Required action: Print the listing again exactly, leaving nothing out.

Input data:
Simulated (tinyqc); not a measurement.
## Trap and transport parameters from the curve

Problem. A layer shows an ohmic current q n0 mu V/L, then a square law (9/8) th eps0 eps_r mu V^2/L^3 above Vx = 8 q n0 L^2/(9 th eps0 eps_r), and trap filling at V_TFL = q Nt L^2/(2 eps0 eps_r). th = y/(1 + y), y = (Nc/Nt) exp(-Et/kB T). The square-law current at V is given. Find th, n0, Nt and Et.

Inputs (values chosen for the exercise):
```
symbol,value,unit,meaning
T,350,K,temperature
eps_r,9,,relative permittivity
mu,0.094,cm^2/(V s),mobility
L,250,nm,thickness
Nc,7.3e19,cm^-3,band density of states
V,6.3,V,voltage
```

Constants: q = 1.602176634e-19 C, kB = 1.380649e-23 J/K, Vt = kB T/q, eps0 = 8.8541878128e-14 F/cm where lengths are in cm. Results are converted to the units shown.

Problem solution:
Simulated (tinyqc); not a measurement.
## Trap and transport parameters from the curve

Problem. A layer shows an ohmic current q n0 mu V/L, then a square law (9/8) th eps0 eps_r mu V^2/L^3 above Vx = 8 q n0 L^2/(9 th eps0 eps_r), and trap filling at V_TFL = q Nt L^2/(2 eps0 eps_r). th = y/(1 + y), y = (Nc/Nt) exp(-Et/kB T). The square-law current at V is given. Find th, n0, Nt and Et.

Inputs (values chosen for the exercise):
```
symbol,value,unit,meaning
T,350,K,temperature
eps_r,9,,relative permittivity
mu,0.094,cm^2/(V s),mobility
L,250,nm,thickness
Nc,7.3e19,cm^-3,band density of states
V,6.3,V,voltage
```

Constants: q = 1.602176634e-19 C, kB = 1.380649e-23 J/K, Vt = kB T/q, eps0 = 8.8541878128e-14 F/cm where lengths are in cm. Results are converted to the units shown.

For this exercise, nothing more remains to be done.